▼▼▼

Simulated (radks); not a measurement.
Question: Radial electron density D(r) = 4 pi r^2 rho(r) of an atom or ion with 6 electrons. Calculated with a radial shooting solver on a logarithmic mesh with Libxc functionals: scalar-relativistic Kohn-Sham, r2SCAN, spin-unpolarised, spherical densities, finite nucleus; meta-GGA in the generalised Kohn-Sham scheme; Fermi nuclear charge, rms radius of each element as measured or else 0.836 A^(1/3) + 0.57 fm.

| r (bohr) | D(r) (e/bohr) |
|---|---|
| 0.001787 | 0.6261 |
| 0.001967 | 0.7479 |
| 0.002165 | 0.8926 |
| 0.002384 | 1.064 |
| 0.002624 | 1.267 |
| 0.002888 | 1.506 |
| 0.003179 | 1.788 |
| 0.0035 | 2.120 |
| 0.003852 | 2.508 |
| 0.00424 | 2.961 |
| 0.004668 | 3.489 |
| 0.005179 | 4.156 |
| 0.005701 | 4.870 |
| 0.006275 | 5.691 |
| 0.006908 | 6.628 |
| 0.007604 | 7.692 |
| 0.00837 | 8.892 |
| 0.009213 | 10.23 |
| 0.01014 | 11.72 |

▲▲▲

◆ Task item: All the records above are to be reproduced exactly.

◆ Written answer:
Simulated (radks); not a measurement.
Question: Radial electron density D(r) = 4 pi r^2 rho(r) of an atom or ion with 6 electrons. Calculated with a radial shooting solver on a logarithmic mesh with Libxc functionals: scalar-relativistic Kohn-Sham, r2SCAN, spin-unpolarised, spherical densities, finite nucleus; meta-GGA in the generalised Kohn-Sham scheme; Fermi nuclear charge, rms radius of each element as measured or else 0.836 A^(1/3) + 0.57 fm.

| r (bohr) | D(r) (e/bohr) |
|---|---|
| 0.001787 | 0.6261 |
| 0.001967 | 0.7479 |
| 0.002165 | 0.8926 |
| 0.002384 | 1.064 |
| 0.002624 | 1.267 |
| 0.002888 | 1.506 |
| 0.003179 | 1.788 |
| 0.0035 | 2.120 |
| 0.003852 | 2.508 |
| 0.00424 | 2.961 |
| 0.004668 | 3.489 |
| 0.005179 | 4.156 |
| 0.005701 | 4.870 |
| 0.006275 | 5.691 |
| 0.006908 | 6.628 |
| 0.007604 | 7.692 |
| 0.00837 | 8.892 |
| 0.009213 | 10.23 |
| 0.01014 | 11.72 |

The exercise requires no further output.